**Data listing**
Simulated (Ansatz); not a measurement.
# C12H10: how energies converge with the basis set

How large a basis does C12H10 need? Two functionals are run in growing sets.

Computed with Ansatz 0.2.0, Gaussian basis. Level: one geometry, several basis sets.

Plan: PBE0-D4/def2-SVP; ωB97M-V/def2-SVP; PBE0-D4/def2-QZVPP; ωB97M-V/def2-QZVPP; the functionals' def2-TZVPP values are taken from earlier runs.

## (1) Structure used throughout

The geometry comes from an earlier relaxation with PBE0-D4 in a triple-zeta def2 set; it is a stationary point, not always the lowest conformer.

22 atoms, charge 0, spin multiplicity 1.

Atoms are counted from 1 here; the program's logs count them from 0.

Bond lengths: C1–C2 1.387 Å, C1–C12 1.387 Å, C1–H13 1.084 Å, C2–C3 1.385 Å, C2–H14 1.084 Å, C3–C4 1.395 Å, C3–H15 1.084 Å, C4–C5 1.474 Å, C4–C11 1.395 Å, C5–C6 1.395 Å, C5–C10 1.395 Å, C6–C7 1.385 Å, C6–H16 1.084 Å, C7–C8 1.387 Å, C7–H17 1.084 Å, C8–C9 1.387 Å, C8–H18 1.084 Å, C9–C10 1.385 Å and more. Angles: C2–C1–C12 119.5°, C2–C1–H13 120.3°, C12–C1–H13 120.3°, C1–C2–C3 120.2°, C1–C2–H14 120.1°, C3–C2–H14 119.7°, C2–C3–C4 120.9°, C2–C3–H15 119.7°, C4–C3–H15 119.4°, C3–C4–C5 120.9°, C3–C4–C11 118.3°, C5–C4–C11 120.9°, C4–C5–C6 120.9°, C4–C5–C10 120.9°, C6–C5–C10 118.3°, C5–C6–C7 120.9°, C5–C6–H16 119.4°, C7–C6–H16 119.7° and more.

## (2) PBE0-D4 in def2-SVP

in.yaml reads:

**Brief**
From the first line of the records to the line containing "## (1) Structure used throughout", inclusive, transcribe everything exactly and leave out the rest.

**Written response**
Simulated (Ansatz); not a measurement.
# C12H10: how energies converge with the basis set

How large a basis does C12H10 need? Two functionals are run in growing sets.

Computed with Ansatz 0.2.0, Gaussian basis. Level: one geometry, several basis sets.

Plan: PBE0-D4/def2-SVP; ωB97M-V/def2-SVP; PBE0-D4/def2-QZVPP; ωB97M-V/def2-QZVPP; the functionals' def2-TZVPP values are taken from earlier runs.

## (1) Structure used throughout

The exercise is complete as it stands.